ASSIGNMENT:
Set out the listing word for word. End with the line that contains "Consider water at".

*** DATA UNDER STUDY Section Begins ***
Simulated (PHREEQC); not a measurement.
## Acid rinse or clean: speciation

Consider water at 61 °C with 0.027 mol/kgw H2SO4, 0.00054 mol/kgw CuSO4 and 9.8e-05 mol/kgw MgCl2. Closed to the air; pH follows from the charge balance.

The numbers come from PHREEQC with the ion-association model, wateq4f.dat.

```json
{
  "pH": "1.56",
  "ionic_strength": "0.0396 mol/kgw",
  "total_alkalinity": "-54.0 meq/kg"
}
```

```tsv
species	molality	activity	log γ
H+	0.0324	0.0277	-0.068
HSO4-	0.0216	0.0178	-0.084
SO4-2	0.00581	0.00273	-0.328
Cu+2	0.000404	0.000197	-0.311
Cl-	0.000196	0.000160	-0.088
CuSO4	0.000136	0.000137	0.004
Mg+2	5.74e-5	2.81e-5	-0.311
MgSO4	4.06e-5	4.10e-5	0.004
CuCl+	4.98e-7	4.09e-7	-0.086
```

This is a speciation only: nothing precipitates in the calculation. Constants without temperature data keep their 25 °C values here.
*** DATA UNDER STUDY Section Ends ***

WRITTEN RESPONSE:
Simulated (PHREEQC); not a measurement.
## Acid rinse or clean: speciation

Consider water at 61 °C with 0.027 mol/kgw H2SO4, 0.00054 mol/kgw CuSO4 and 9.8e-05 mol/kgw MgCl2. Closed to the air; pH follows from the charge balance.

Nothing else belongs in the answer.